Work item
The data is to be transcribed in full, with nothing missed.

::::::::::
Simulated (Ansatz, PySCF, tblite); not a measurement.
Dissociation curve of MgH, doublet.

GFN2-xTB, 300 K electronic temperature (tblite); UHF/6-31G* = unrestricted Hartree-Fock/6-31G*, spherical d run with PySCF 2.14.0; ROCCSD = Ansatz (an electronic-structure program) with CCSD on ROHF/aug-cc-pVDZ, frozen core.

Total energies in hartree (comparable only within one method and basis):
::::::::::

Response box
Simulated (Ansatz, PySCF, tblite); not a measurement.
Dissociation curve of MgH, doublet.

GFN2-xTB, 300 K electronic temperature (tblite); UHF/6-31G* = unrestricted Hartree-Fock/6-31G*, spherical d run with PySCF 2.14.0; ROCCSD = Ansatz (an electronic-structure program) with CCSD on ROHF/aug-cc-pVDZ, frozen core.

Total energies in hartree (comparable only within one method and basis):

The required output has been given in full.